**SOURCE INFORMATION:**
<<<<

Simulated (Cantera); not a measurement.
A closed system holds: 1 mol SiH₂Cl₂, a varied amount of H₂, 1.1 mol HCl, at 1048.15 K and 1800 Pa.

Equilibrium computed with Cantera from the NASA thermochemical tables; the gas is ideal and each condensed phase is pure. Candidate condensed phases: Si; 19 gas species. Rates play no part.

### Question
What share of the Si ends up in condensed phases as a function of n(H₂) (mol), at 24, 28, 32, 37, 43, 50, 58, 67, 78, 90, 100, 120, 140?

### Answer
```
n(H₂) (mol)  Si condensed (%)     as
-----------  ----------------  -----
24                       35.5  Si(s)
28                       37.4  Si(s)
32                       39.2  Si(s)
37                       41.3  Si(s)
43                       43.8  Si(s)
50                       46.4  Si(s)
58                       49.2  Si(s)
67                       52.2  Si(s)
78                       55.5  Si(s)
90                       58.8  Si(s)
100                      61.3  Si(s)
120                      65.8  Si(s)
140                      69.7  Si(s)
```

>>>>

**ASSIGNED TASK:**
Every line of the data must appear again in the answer, exactly as written.

**TASK OUTPUT:**
Simulated (Cantera); not a measurement.
A closed system holds: 1 mol SiH₂Cl₂, a varied amount of H₂, 1.1 mol HCl, at 1048.15 K and 1800 Pa.

Equilibrium computed with Cantera from the NASA thermochemical tables; the gas is ideal and each condensed phase is pure. Candidate condensed phases: Si; 19 gas species. Rates play no part.

### Question
What share of the Si ends up in condensed phases as a function of n(H₂) (mol), at 24, 28, 32, 37, 43, 50, 58, 67, 78, 90, 100, 120, 140?

### Answer
```
n(H₂) (mol)  Si condensed (%)     as
-----------  ----------------  -----
24                       35.5  Si(s)
28                       37.4  Si(s)
32                       39.2  Si(s)
37                       41.3  Si(s)
43                       43.8  Si(s)
50                       46.4  Si(s)
58                       49.2  Si(s)
67                       52.2  Si(s)
78                       55.5  Si(s)
90                       58.8  Si(s)
100                      61.3  Si(s)
120                      65.8  Si(s)
140                      69.7  Si(s)
```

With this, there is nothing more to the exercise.